## DATA EXTRACT
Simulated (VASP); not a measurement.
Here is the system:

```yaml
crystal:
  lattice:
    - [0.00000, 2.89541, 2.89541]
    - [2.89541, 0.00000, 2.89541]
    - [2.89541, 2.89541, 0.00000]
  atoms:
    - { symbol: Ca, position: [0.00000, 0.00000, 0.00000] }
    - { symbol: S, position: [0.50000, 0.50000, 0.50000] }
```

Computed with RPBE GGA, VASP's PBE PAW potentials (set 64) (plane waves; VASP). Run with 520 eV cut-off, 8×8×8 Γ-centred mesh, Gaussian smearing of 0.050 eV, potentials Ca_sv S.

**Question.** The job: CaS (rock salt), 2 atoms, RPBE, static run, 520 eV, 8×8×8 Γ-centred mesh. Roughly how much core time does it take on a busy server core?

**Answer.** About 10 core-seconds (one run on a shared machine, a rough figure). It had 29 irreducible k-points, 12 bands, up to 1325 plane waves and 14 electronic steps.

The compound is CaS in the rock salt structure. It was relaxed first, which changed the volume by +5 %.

## WORK ITEM
All lines in the listing above from the line containing "Computed with RPBE" to the line containing "14 electronic steps.", inclusive, should be retyped exactly; no other lines should appear.

## RESULT
Computed with RPBE GGA, VASP's PBE PAW potentials (set 64) (plane waves; VASP). Run with 520 eV cut-off, 8×8×8 Γ-centred mesh, Gaussian smearing of 0.050 eV, potentials Ca_sv S.

**Question.** The job: CaS (rock salt), 2 atoms, RPBE, static run, 520 eV, 8×8×8 Γ-centred mesh. Roughly how much core time does it take on a busy server core?

**Answer.** About 10 core-seconds (one run on a shared machine, a rough figure). It had 29 irreducible k-points, 12 bands, up to 1325 plane waves and 14 electronic steps.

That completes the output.